## Requirement:
After reading the listing below, copy it out exactly.

[Entries supplied]

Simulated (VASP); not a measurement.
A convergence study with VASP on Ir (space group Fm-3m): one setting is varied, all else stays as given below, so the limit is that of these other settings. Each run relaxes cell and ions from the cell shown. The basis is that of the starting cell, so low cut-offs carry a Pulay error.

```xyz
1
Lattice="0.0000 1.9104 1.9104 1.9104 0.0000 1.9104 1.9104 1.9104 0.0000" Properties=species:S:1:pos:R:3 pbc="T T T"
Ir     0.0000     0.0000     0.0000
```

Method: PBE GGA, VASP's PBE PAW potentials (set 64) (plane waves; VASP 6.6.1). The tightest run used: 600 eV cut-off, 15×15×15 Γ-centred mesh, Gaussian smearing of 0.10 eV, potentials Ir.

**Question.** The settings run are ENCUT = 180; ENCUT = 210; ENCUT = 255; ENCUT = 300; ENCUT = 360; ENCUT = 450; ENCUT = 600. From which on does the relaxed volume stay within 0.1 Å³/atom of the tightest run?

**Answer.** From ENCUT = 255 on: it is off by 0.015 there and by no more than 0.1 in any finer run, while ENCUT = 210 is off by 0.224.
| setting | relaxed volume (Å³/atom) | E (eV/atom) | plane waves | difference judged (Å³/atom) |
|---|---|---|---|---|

[/Entries supplied]

## Task output:
Simulated (VASP); not a measurement.
A convergence study with VASP on Ir (space group Fm-3m): one setting is varied, all else stays as given below, so the limit is that of these other settings. Each run relaxes cell and ions from the cell shown. The basis is that of the starting cell, so low cut-offs carry a Pulay error.

```xyz
1
Lattice="0.0000 1.9104 1.9104 1.9104 0.0000 1.9104 1.9104 1.9104 0.0000" Properties=species:S:1:pos:R:3 pbc="T T T"
Ir     0.0000     0.0000     0.0000
```

Method: PBE GGA, VASP's PBE PAW potentials (set 64) (plane waves; VASP 6.6.1). The tightest run used: 600 eV cut-off, 15×15×15 Γ-centred mesh, Gaussian smearing of 0.10 eV, potentials Ir.

**Question.** The settings run are ENCUT = 180; ENCUT = 210; ENCUT = 255; ENCUT = 300; ENCUT = 360; ENCUT = 450; ENCUT = 600. From which on does the relaxed volume stay within 0.1 Å³/atom of the tightest run?

**Answer.** From ENCUT = 255 on: it is off by 0.015 there and by no more than 0.1 in any finer run, while ENCUT = 210 is off by 0.224.
| setting | relaxed volume (Å³/atom) | E (eV/atom) | plane waves | difference judged (Å³/atom) |
|---|---|---|---|---|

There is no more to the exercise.